■ **WORK ORDER**
All lines from the start of the listing below through the line containing "The program finds" are to be written out again exactly, and no others.

■ **DATA LISTING**
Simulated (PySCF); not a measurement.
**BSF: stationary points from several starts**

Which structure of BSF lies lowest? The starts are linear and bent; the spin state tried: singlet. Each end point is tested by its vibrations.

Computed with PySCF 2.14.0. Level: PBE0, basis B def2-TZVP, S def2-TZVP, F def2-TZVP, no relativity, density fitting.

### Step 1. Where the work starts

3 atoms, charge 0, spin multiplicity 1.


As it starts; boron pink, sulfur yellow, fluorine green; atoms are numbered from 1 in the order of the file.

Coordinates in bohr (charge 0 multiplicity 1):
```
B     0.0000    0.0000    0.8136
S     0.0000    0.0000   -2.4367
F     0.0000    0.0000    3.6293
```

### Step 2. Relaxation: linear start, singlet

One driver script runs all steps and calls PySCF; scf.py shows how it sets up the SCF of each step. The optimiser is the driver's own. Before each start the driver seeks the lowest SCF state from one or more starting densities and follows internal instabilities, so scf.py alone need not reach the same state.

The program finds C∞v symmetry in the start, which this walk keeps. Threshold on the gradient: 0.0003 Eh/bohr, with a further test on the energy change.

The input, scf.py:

■ **EXERCISE RESULT**
Simulated (PySCF); not a measurement.
**BSF: stationary points from several starts**

Which structure of BSF lies lowest? The starts are linear and bent; the spin state tried: singlet. Each end point is tested by its vibrations.

Computed with PySCF 2.14.0. Level: PBE0, basis B def2-TZVP, S def2-TZVP, F def2-TZVP, no relativity, density fitting.

### Step 1. Where the work starts

3 atoms, charge 0, spin multiplicity 1.


As it starts; boron pink, sulfur yellow, fluorine green; atoms are numbered from 1 in the order of the file.

Coordinates in bohr (charge 0 multiplicity 1):
```
B     0.0000    0.0000    0.8136
S     0.0000    0.0000   -2.4367
F     0.0000    0.0000    3.6293
```

### Step 2. Relaxation: linear start, singlet

One driver script runs all steps and calls PySCF; scf.py shows how it sets up the SCF of each step. The optimiser is the driver's own. Before each start the driver seeks the lowest SCF state from one or more starting densities and follows internal instabilities, so scf.py alone need not reach the same state.

The program finds C∞v symmetry in the start, which this walk keeps. Threshold on the gradient: 0.0003 Eh/bohr, with a further test on the energy change.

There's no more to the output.